Brief
Lines from the line with "### 1. The structure" to the line with "The cell comes" in the entries below, and only those, must be output exactly, with both ends included.

==*==

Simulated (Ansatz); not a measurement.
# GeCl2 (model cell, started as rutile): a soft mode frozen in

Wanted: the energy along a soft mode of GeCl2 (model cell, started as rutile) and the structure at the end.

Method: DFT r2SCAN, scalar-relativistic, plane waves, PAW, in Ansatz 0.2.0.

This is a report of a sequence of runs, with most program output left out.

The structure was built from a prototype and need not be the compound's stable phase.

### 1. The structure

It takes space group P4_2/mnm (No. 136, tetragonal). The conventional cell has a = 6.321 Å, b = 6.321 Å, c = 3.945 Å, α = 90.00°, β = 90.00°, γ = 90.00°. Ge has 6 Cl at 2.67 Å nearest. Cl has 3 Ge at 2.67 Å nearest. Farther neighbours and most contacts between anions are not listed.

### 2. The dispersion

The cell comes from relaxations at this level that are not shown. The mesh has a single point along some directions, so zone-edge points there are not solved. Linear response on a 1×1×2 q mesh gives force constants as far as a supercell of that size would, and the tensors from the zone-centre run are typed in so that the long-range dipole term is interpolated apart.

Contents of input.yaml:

==*==

Task output
### 1. The structure

It takes space group P4_2/mnm (No. 136, tetragonal). The conventional cell has a = 6.321 Å, b = 6.321 Å, c = 3.945 Å, α = 90.00°, β = 90.00°, γ = 90.00°. Ge has 6 Cl at 2.67 Å nearest. Cl has 3 Ge at 2.67 Å nearest. Farther neighbours and most contacts between anions are not listed.

### 2. The dispersion

The cell comes from relaxations at this level that are not shown. The mesh has a single point along some directions, so zone-edge points there are not solved. Linear response on a 1×1×2 q mesh gives force constants as far as a supercell of that size would, and the tensors from the zone-centre run are typed in so that the long-range dipole term is interpolated apart.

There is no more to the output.